- Action item: Look through the records below for the line with "The system is" and the line with "Range: bond length", then return those lines and all lines between, exactly.

- Provided information:
________
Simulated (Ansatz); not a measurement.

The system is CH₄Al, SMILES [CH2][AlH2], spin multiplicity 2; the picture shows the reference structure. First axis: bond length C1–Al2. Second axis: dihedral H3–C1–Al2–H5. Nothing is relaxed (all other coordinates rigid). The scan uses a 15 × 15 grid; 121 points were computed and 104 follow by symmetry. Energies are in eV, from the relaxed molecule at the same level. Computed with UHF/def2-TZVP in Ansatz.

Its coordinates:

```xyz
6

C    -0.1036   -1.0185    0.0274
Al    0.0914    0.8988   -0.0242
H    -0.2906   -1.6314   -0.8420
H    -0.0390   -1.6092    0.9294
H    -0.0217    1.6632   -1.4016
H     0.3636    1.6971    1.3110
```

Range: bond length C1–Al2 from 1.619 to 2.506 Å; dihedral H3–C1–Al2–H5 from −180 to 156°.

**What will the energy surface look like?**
________

- Written reply:
The system is CH₄Al, SMILES [CH2][AlH2], spin multiplicity 2; the picture shows the reference structure. First axis: bond length C1–Al2. Second axis: dihedral H3–C1–Al2–H5. Nothing is relaxed (all other coordinates rigid). The scan uses a 15 × 15 grid; 121 points were computed and 104 follow by symmetry. Energies are in eV, from the relaxed molecule at the same level. Computed with UHF/def2-TZVP in Ansatz.

Its coordinates:

```xyz
6

C    -0.1036   -1.0185    0.0274
Al    0.0914    0.8988   -0.0242
H    -0.2906   -1.6314   -0.8420
H    -0.0390   -1.6092    0.9294
H    -0.0217    1.6632   -1.4016
H     0.3636    1.6971    1.3110
```

Range: bond length C1–Al2 from 1.619 to 2.506 Å; dihedral H3–C1–Al2–H5 from −180 to 156°.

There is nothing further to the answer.